Work task - When you output the entries, begin with the first line and end with the line containing "Problem. Predict a", keeping each line exactly as it is.

-----

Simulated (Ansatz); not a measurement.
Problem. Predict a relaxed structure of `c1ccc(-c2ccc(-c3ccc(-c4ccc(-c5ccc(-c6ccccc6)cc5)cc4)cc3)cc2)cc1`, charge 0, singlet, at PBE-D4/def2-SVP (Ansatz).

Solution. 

-----

Response area -
Simulated (Ansatz); not a measurement.
Problem. Predict a relaxed structure of `c1ccc(-c2ccc(-c3ccc(-c4ccc(-c5ccc(-c6ccccc6)cc5)cc4)cc3)cc2)cc1`, charge 0, singlet, at PBE-D4/def2-SVP (Ansatz).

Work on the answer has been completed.